Data listing —
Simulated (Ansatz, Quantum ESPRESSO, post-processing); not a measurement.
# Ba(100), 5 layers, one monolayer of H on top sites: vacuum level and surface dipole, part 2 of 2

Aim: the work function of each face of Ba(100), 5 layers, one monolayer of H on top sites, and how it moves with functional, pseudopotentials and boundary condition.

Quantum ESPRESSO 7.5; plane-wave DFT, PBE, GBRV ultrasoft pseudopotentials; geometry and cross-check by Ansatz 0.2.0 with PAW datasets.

Task item — Above are the records; set each one down word for word.

Exercise response —
Simulated (Ansatz, Quantum ESPRESSO, post-processing); not a measurement.
# Ba(100), 5 layers, one monolayer of H on top sites: vacuum level and surface dipole, part 2 of 2

Aim: the work function of each face of Ba(100), 5 layers, one monolayer of H on top sites, and how it moves with functional, pseudopotentials and boundary condition.

Quantum ESPRESSO 7.5; plane-wave DFT, PBE, GBRV ultrasoft pseudopotentials; geometry and cross-check by Ansatz 0.2.0 with PAW datasets.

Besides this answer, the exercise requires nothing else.